■ Stored data ■
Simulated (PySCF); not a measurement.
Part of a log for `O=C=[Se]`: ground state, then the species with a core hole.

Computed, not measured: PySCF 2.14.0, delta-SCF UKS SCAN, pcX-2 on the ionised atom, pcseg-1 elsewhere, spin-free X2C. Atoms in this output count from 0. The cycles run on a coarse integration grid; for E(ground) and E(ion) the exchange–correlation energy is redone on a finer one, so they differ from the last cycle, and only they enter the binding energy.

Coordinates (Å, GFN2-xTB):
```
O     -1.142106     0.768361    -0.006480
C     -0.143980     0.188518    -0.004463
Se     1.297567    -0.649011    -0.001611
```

■ Exercise ■
Print the material once more. Change nothing.

■ Task answer ■
Simulated (PySCF); not a measurement.
Part of a log for `O=C=[Se]`: ground state, then the species with a core hole.

Computed, not measured: PySCF 2.14.0, delta-SCF UKS SCAN, pcX-2 on the ionised atom, pcseg-1 elsewhere, spin-free X2C. Atoms in this output count from 0. The cycles run on a coarse integration grid; for E(ground) and E(ion) the exchange–correlation energy is redone on a finer one, so they differ from the last cycle, and only they enter the binding energy.

Coordinates (Å, GFN2-xTB):
```
O     -1.142106     0.768361    -0.006480
C     -0.143980     0.188518    -0.004463
Se     1.297567    -0.649011    -0.001611
```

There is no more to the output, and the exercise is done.